» Task item
Set every line of the listing down again, keeping it identical.

▶

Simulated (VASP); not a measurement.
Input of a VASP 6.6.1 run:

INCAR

◀

» Result
Simulated (VASP); not a measurement.
Input of a VASP 6.6.1 run:

INCAR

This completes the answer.